**Exercise:**
Reproduce all records below exactly.

**Entries provided:**
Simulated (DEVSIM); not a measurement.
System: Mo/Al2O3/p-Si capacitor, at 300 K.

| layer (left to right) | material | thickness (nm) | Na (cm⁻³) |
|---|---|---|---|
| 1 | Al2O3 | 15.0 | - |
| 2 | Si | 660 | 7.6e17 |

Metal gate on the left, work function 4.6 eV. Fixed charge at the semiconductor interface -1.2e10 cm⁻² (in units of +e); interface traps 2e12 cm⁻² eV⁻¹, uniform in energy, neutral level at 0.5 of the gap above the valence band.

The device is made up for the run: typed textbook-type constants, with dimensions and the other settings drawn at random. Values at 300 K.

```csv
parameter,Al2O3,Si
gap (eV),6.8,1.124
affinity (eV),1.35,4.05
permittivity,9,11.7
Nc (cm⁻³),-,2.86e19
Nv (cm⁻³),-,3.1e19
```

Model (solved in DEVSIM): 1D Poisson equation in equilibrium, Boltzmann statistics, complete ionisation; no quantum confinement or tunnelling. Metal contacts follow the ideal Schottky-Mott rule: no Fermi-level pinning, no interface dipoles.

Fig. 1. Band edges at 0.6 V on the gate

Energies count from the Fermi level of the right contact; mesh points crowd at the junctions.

**Your solution:**
Simulated (DEVSIM); not a measurement.
System: Mo/Al2O3/p-Si capacitor, at 300 K.

| layer (left to right) | material | thickness (nm) | Na (cm⁻³) |
|---|---|---|---|
| 1 | Al2O3 | 15.0 | - |
| 2 | Si | 660 | 7.6e17 |

Metal gate on the left, work function 4.6 eV. Fixed charge at the semiconductor interface -1.2e10 cm⁻² (in units of +e); interface traps 2e12 cm⁻² eV⁻¹, uniform in energy, neutral level at 0.5 of the gap above the valence band.

The device is made up for the run: typed textbook-type constants, with dimensions and the other settings drawn at random. Values at 300 K.

```csv
parameter,Al2O3,Si
gap (eV),6.8,1.124
affinity (eV),1.35,4.05
permittivity,9,11.7
Nc (cm⁻³),-,2.86e19
Nv (cm⁻³),-,3.1e19
```

Model (solved in DEVSIM): 1D Poisson equation in equilibrium, Boltzmann statistics, complete ionisation; no quantum confinement or tunnelling. Metal contacts follow the ideal Schottky-Mott rule: no Fermi-level pinning, no interface dipoles.

Fig. 1. Band edges at 0.6 V on the gate

Energies count from the Fermi level of the right contact; mesh points crowd at the junctions.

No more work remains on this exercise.